Work task
Write out every entry exactly as it stands.

Content starts

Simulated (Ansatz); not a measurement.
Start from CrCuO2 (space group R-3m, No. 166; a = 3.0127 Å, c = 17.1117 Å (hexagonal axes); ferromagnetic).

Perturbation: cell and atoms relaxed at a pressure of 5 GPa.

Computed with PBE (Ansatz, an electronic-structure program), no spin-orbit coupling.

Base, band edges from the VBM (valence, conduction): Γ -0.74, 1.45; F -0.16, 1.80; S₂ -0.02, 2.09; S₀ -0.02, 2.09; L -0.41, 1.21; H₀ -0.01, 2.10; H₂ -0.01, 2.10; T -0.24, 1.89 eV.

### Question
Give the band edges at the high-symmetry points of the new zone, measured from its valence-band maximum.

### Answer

Content ends

Result
Simulated (Ansatz); not a measurement.
Start from CrCuO2 (space group R-3m, No. 166; a = 3.0127 Å, c = 17.1117 Å (hexagonal axes); ferromagnetic).

Perturbation: cell and atoms relaxed at a pressure of 5 GPa.

Computed with PBE (Ansatz, an electronic-structure program), no spin-orbit coupling.

Base, band edges from the VBM (valence, conduction): Γ -0.74, 1.45; F -0.16, 1.80; S₂ -0.02, 2.09; S₀ -0.02, 2.09; L -0.41, 1.21; H₀ -0.01, 2.10; H₂ -0.01, 2.10; T -0.24, 1.89 eV.

### Question
Give the band edges at the high-symmetry points of the new zone, measured from its valence-band maximum.

### Answer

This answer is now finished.